#### [LISTED ENTRIES]
|---|

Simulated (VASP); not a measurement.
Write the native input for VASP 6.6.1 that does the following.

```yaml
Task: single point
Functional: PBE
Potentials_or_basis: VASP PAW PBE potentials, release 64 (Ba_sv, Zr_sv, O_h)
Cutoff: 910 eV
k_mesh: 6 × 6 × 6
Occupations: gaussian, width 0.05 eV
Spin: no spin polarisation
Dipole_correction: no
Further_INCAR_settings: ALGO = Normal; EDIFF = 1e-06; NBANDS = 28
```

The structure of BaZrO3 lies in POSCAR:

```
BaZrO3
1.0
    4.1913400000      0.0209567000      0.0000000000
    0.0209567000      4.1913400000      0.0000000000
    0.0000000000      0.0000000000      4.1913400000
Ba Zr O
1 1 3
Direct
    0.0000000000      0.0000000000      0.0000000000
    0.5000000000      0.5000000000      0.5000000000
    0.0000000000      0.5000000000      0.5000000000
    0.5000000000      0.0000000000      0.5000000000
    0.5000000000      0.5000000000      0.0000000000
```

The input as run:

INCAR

|---|

#### [TASK ITEM]
All of the material above should be printed exactly as it appears.

#### [TASK SOLUTION]
Simulated (VASP); not a measurement.
Write the native input for VASP 6.6.1 that does the following.

```yaml
Task: single point
Functional: PBE
Potentials_or_basis: VASP PAW PBE potentials, release 64 (Ba_sv, Zr_sv, O_h)
Cutoff: 910 eV
k_mesh: 6 × 6 × 6
Occupations: gaussian, width 0.05 eV
Spin: no spin polarisation
Dipole_correction: no
Further_INCAR_settings: ALGO = Normal; EDIFF = 1e-06; NBANDS = 28
```

The structure of BaZrO3 lies in POSCAR:

```
BaZrO3
1.0
    4.1913400000      0.0209567000      0.0000000000
    0.0209567000      4.1913400000      0.0000000000
    0.0000000000      0.0000000000      4.1913400000
Ba Zr O
1 1 3
Direct
    0.0000000000      0.0000000000      0.0000000000
    0.5000000000      0.5000000000      0.5000000000
    0.0000000000      0.5000000000      0.5000000000
    0.5000000000      0.0000000000      0.5000000000
    0.5000000000      0.5000000000      0.0000000000
```

The input as run:

INCAR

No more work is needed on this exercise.